↓↓↓
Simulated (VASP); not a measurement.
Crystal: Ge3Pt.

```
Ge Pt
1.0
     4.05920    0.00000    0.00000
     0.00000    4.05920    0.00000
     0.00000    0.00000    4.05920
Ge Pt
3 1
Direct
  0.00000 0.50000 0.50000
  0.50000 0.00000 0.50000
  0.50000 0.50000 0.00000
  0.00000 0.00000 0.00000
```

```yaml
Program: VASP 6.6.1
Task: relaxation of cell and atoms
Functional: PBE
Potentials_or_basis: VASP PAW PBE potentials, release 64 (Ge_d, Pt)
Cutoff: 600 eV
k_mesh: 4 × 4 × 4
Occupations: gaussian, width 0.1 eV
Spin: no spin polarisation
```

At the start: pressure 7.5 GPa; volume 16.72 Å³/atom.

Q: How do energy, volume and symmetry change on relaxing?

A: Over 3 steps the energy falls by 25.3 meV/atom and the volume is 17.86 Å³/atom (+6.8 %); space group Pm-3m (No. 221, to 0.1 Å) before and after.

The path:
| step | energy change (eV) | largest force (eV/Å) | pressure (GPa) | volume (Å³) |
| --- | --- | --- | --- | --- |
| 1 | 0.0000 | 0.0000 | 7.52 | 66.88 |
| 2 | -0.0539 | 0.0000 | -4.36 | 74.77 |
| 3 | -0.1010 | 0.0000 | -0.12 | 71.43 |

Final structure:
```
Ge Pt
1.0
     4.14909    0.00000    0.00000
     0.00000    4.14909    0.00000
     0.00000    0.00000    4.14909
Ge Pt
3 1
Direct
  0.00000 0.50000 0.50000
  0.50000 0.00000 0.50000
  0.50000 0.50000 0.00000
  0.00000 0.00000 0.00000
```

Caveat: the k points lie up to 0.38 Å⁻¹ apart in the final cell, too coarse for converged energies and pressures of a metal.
↑↑↑

● **WORK ITEM**
Restate verbatim the first line above and all lines after it through the line containing "Q: How do energy, volume"; omit the rest.

● **ANSWER BOX**
Simulated (VASP); not a measurement.
Crystal: Ge3Pt.

```
Ge Pt
1.0
     4.05920    0.00000    0.00000
     0.00000    4.05920    0.00000
     0.00000    0.00000    4.05920
Ge Pt
3 1
Direct
  0.00000 0.50000 0.50000
  0.50000 0.00000 0.50000
  0.50000 0.50000 0.00000
  0.00000 0.00000 0.00000
```

```yaml
Program: VASP 6.6.1
Task: relaxation of cell and atoms
Functional: PBE
Potentials_or_basis: VASP PAW PBE potentials, release 64 (Ge_d, Pt)
Cutoff: 600 eV
k_mesh: 4 × 4 × 4
Occupations: gaussian, width 0.1 eV
Spin: no spin polarisation
```

At the start: pressure 7.5 GPa; volume 16.72 Å³/atom.

Q: How do energy, volume and symmetry change on relaxing?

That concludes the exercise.